=== Exercise ===
Reproduce word for word, from the entries below, the line with "Atoms are counted", the line with "UHF | +141.73 |", and every line between them, and nothing more.

------------------------------
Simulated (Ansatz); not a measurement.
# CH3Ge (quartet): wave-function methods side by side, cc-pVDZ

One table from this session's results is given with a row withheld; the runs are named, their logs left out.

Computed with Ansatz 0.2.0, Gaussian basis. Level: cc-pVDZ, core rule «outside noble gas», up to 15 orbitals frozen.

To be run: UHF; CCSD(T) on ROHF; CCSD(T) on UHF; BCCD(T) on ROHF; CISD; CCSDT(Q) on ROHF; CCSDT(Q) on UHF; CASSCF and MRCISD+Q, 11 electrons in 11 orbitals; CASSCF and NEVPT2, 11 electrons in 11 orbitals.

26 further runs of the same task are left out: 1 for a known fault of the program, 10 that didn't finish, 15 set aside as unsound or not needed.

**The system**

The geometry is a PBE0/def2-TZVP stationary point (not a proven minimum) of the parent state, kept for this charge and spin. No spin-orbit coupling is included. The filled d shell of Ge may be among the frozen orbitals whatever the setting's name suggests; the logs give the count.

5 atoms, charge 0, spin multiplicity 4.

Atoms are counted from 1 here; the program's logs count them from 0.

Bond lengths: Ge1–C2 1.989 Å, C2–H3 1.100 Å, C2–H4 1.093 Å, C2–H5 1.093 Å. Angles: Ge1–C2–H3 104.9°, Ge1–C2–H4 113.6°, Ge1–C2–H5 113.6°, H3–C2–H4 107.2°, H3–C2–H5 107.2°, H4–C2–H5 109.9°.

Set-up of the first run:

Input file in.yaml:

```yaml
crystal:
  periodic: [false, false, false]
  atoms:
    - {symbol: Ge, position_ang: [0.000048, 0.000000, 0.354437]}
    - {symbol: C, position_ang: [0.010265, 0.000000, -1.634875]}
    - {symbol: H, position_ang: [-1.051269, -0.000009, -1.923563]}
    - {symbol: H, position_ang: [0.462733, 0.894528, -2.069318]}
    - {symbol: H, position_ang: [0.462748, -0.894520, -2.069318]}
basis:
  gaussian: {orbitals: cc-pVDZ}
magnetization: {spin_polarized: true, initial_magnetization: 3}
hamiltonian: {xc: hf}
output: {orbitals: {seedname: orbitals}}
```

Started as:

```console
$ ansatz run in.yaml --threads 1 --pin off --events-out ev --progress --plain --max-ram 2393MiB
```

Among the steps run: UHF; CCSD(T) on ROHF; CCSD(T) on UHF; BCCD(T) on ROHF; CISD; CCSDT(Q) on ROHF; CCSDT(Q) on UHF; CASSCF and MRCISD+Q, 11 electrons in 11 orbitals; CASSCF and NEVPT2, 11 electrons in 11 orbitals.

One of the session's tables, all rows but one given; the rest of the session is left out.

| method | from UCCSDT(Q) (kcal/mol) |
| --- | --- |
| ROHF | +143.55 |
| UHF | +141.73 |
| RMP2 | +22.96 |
------------------------------

=== Response box ===
Atoms are counted from 1 here; the program's logs count them from 0.

Bond lengths: Ge1–C2 1.989 Å, C2–H3 1.100 Å, C2–H4 1.093 Å, C2–H5 1.093 Å. Angles: Ge1–C2–H3 104.9°, Ge1–C2–H4 113.6°, Ge1–C2–H5 113.6°, H3–C2–H4 107.2°, H3–C2–H5 107.2°, H4–C2–H5 109.9°.

Set-up of the first run:

Input file in.yaml:

```yaml
crystal:
  periodic: [false, false, false]
  atoms:
    - {symbol: Ge, position_ang: [0.000048, 0.000000, 0.354437]}
    - {symbol: C, position_ang: [0.010265, 0.000000, -1.634875]}
    - {symbol: H, position_ang: [-1.051269, -0.000009, -1.923563]}
    - {symbol: H, position_ang: [0.462733, 0.894528, -2.069318]}
    - {symbol: H, position_ang: [0.462748, -0.894520, -2.069318]}
basis:
  gaussian: {orbitals: cc-pVDZ}
magnetization: {spin_polarized: true, initial_magnetization: 3}
hamiltonian: {xc: hf}
output: {orbitals: {seedname: orbitals}}
```

Started as:

```console
$ ansatz run in.yaml --threads 1 --pin off --events-out ev --progress --plain --max-ram 2393MiB
```

Among the steps run: UHF; CCSD(T) on ROHF; CCSD(T) on UHF; BCCD(T) on ROHF; CISD; CCSDT(Q) on ROHF; CCSDT(Q) on UHF; CASSCF and MRCISD+Q, 11 electrons in 11 orbitals; CASSCF and NEVPT2, 11 electrons in 11 orbitals.

One of the session's tables, all rows but one given; the rest of the session is left out.

| method | from UCCSDT(Q) (kcal/mol) |
| --- | --- |
| ROHF | +143.55 |
| UHF | +141.73 |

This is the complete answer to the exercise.